Action item >> The answer should reproduce the listing below character for character.

Source data >>
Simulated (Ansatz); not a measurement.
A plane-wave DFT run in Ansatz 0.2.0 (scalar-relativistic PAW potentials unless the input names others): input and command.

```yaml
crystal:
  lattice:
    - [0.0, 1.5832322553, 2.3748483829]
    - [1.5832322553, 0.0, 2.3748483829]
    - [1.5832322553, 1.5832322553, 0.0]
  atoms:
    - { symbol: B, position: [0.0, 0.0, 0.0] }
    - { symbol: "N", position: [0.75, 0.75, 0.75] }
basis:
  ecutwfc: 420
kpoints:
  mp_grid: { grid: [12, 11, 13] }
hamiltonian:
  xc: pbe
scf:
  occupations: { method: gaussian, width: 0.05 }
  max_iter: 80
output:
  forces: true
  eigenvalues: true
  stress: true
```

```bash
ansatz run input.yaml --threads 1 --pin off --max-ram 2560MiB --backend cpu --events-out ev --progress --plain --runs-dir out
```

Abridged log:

Task answer >>
Simulated (Ansatz); not a measurement.
A plane-wave DFT run in Ansatz 0.2.0 (scalar-relativistic PAW potentials unless the input names others): input and command.

```yaml
crystal:
  lattice:
    - [0.0, 1.5832322553, 2.3748483829]
    - [1.5832322553, 0.0, 2.3748483829]
    - [1.5832322553, 1.5832322553, 0.0]
  atoms:
    - { symbol: B, position: [0.0, 0.0, 0.0] }
    - { symbol: "N", position: [0.75, 0.75, 0.75] }
basis:
  ecutwfc: 420
kpoints:
  mp_grid: { grid: [12, 11, 13] }
hamiltonian:
  xc: pbe
scf:
  occupations: { method: gaussian, width: 0.05 }
  max_iter: 80
output:
  forces: true
  eigenvalues: true
  stress: true
```

```bash
ansatz run input.yaml --threads 1 --pin off --max-ram 2560MiB --backend cpu --events-out ev --progress --plain --runs-dir out
```

Abridged log:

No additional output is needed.